<<<<

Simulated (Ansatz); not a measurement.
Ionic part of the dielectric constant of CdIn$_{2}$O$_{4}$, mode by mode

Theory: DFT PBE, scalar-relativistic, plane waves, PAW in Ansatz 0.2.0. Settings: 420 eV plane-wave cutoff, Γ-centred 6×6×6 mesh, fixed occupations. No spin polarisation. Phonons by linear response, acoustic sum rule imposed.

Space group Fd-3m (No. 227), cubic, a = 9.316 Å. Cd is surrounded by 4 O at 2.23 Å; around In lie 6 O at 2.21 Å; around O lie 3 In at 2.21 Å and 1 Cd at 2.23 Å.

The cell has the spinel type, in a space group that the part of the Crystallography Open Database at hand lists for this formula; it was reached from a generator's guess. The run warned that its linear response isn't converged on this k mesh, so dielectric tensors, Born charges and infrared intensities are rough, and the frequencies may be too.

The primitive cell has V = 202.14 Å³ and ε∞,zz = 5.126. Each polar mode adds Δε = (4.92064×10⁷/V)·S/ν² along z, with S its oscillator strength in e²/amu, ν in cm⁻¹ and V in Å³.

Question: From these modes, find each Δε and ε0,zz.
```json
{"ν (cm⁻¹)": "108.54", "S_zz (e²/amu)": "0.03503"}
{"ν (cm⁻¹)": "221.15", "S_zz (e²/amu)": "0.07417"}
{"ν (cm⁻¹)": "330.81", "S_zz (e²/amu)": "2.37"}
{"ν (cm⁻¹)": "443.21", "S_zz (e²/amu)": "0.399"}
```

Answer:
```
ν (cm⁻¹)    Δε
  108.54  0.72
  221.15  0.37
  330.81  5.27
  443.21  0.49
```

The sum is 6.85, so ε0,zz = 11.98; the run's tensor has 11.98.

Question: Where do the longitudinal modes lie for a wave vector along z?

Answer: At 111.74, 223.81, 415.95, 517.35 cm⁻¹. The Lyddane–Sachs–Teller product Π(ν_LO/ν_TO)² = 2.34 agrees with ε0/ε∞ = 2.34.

>>>>

▶ Assigned task: Taking the records from the top, repeat each line exactly until you have repeated the line that contains "Question: Where do".

▶ Solution:
Simulated (Ansatz); not a measurement.
Ionic part of the dielectric constant of CdIn$_{2}$O$_{4}$, mode by mode

Theory: DFT PBE, scalar-relativistic, plane waves, PAW in Ansatz 0.2.0. Settings: 420 eV plane-wave cutoff, Γ-centred 6×6×6 mesh, fixed occupations. No spin polarisation. Phonons by linear response, acoustic sum rule imposed.

Space group Fd-3m (No. 227), cubic, a = 9.316 Å. Cd is surrounded by 4 O at 2.23 Å; around In lie 6 O at 2.21 Å; around O lie 3 In at 2.21 Å and 1 Cd at 2.23 Å.

The cell has the spinel type, in a space group that the part of the Crystallography Open Database at hand lists for this formula; it was reached from a generator's guess. The run warned that its linear response isn't converged on this k mesh, so dielectric tensors, Born charges and infrared intensities are rough, and the frequencies may be too.

The primitive cell has V = 202.14 Å³ and ε∞,zz = 5.126. Each polar mode adds Δε = (4.92064×10⁷/V)·S/ν² along z, with S its oscillator strength in e²/amu, ν in cm⁻¹ and V in Å³.

Question: From these modes, find each Δε and ε0,zz.
```json
{"ν (cm⁻¹)": "108.54", "S_zz (e²/amu)": "0.03503"}
{"ν (cm⁻¹)": "221.15", "S_zz (e²/amu)": "0.07417"}
{"ν (cm⁻¹)": "330.81", "S_zz (e²/amu)": "2.37"}
{"ν (cm⁻¹)": "443.21", "S_zz (e²/amu)": "0.399"}
```

Answer:
```
ν (cm⁻¹)    Δε
  108.54  0.72
  221.15  0.37
  330.81  5.27
  443.21  0.49
```

The sum is 6.85, so ε0,zz = 11.98; the run's tensor has 11.98.

Question: Where do the longitudinal modes lie for a wave vector along z?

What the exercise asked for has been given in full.